_DATA PROVIDED_
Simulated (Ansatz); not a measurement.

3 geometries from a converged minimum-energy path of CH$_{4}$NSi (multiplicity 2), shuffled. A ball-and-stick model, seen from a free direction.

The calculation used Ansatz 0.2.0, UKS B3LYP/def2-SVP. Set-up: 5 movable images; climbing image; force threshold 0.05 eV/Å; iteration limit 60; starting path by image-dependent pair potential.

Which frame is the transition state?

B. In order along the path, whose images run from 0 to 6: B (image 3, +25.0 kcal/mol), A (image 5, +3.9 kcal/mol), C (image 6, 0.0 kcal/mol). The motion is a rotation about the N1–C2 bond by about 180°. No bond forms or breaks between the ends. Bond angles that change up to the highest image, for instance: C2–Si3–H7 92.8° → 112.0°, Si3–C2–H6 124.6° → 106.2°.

_REQUIREMENT_
Reproduce the records above exactly, from the first line to the line that holds "Which frame is the transition state?", inclusive, and omit everything after it.

_WRITTEN SOLUTION_
Simulated (Ansatz); not a measurement.

3 geometries from a converged minimum-energy path of CH$_{4}$NSi (multiplicity 2), shuffled. A ball-and-stick model, seen from a free direction.

The calculation used Ansatz 0.2.0, UKS B3LYP/def2-SVP. Set-up: 5 movable images; climbing image; force threshold 0.05 eV/Å; iteration limit 60; starting path by image-dependent pair potential.

Which frame is the transition state?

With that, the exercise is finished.